### Dataset content
════

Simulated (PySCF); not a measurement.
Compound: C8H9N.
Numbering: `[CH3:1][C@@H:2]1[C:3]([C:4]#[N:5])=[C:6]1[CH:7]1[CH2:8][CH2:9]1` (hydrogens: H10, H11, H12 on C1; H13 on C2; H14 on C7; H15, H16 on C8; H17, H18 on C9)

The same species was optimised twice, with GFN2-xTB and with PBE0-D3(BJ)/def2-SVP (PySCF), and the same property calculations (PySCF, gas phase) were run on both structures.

════

### Activity
An exact copy of the data is needed, running from its first line through the line that holds "H17, H18 on C9)", and nothing beyond that.

### Task response
Simulated (PySCF); not a measurement.
Compound: C8H9N.
Numbering: `[CH3:1][C@@H:2]1[C:3]([C:4]#[N:5])=[C:6]1[CH:7]1[CH2:8][CH2:9]1` (hydrogens: H10, H11, H12 on C1; H13 on C2; H14 on C7; H15, H16 on C8; H17, H18 on C9)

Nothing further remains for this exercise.